▸ **ACTIVITY**
Nothing in the listing below should change; retype it as is.

——————

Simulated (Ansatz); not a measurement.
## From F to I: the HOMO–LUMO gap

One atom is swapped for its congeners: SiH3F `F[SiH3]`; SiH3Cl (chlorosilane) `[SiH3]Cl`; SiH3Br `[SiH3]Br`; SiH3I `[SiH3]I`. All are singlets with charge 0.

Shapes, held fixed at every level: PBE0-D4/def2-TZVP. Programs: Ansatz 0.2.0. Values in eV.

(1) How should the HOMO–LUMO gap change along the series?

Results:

——————

▸ **ANSWER AREA**
Simulated (Ansatz); not a measurement.
## From F to I: the HOMO–LUMO gap

One atom is swapped for its congeners: SiH3F `F[SiH3]`; SiH3Cl (chlorosilane) `[SiH3]Cl`; SiH3Br `[SiH3]Br`; SiH3I `[SiH3]I`. All are singlets with charge 0.

Shapes, held fixed at every level: PBE0-D4/def2-TZVP. Programs: Ansatz 0.2.0. Values in eV.

(1) How should the HOMO–LUMO gap change along the series?

Results:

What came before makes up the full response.